REQUIRED ACTION
Would you print the material exactly, starting at its first line and ending at the line holding "Run 3 changes functional: wb97 → mn15."?

-- DATA EXTRACTS follows --

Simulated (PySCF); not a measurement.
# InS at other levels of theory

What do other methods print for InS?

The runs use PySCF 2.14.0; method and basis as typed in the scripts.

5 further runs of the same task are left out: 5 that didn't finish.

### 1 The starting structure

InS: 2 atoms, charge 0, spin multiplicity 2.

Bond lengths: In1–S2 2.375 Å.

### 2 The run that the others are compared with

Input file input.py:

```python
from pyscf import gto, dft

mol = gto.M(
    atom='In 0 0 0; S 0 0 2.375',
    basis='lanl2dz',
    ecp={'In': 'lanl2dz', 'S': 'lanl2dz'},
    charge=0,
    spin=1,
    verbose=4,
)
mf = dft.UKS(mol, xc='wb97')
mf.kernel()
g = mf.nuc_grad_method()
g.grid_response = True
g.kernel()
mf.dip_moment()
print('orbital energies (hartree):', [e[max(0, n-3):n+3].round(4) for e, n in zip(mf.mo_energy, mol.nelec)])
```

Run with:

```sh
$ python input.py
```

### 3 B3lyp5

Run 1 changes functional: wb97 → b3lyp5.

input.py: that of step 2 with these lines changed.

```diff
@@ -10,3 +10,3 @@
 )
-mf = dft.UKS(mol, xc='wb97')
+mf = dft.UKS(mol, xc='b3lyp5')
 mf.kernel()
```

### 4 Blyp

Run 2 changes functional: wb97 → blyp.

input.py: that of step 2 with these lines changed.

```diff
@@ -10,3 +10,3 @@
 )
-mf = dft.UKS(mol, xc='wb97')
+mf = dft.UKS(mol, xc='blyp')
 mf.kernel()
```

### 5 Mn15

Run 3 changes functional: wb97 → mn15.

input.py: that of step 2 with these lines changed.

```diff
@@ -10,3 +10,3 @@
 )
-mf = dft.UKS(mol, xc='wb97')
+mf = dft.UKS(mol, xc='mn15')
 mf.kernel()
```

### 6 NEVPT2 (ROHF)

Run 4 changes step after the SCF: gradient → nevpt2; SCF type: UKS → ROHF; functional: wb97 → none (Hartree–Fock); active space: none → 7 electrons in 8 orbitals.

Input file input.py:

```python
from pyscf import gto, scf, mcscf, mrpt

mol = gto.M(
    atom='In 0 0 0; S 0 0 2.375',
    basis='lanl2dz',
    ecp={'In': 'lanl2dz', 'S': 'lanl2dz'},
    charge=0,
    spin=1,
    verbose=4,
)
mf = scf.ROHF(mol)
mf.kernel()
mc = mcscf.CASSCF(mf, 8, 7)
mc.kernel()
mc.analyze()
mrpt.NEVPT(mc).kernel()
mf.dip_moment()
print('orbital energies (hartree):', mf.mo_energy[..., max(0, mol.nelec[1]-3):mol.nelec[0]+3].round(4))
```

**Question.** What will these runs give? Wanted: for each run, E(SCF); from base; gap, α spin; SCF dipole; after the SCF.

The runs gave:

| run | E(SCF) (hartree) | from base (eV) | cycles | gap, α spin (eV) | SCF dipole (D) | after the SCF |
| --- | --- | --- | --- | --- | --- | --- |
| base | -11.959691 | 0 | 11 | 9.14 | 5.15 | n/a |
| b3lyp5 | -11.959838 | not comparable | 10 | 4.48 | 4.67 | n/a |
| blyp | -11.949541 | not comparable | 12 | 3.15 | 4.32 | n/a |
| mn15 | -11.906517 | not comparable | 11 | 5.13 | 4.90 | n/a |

-- DATA EXTRACTS concluded --

TASK RESPONSE
Simulated (PySCF); not a measurement.
# InS at other levels of theory

What do other methods print for InS?

The runs use PySCF 2.14.0; method and basis as typed in the scripts.

5 further runs of the same task are left out: 5 that didn't finish.

### 1 The starting structure

InS: 2 atoms, charge 0, spin multiplicity 2.

Bond lengths: In1–S2 2.375 Å.

### 2 The run that the others are compared with

Input file input.py:

```python
from pyscf import gto, dft

mol = gto.M(
    atom='In 0 0 0; S 0 0 2.375',
    basis='lanl2dz',
    ecp={'In': 'lanl2dz', 'S': 'lanl2dz'},
    charge=0,
    spin=1,
    verbose=4,
)
mf = dft.UKS(mol, xc='wb97')
mf.kernel()
g = mf.nuc_grad_method()
g.grid_response = True
g.kernel()
mf.dip_moment()
print('orbital energies (hartree):', [e[max(0, n-3):n+3].round(4) for e, n in zip(mf.mo_energy, mol.nelec)])
```

Run with:

```sh
$ python input.py
```

### 3 B3lyp5

Run 1 changes functional: wb97 → b3lyp5.

input.py: that of step 2 with these lines changed.

```diff
@@ -10,3 +10,3 @@
 )
-mf = dft.UKS(mol, xc='wb97')
+mf = dft.UKS(mol, xc='b3lyp5')
 mf.kernel()
```

### 4 Blyp

Run 2 changes functional: wb97 → blyp.

input.py: that of step 2 with these lines changed.

```diff
@@ -10,3 +10,3 @@
 )
-mf = dft.UKS(mol, xc='wb97')
+mf = dft.UKS(mol, xc='blyp')
 mf.kernel()
```

### 5 Mn15

Run 3 changes functional: wb97 → mn15.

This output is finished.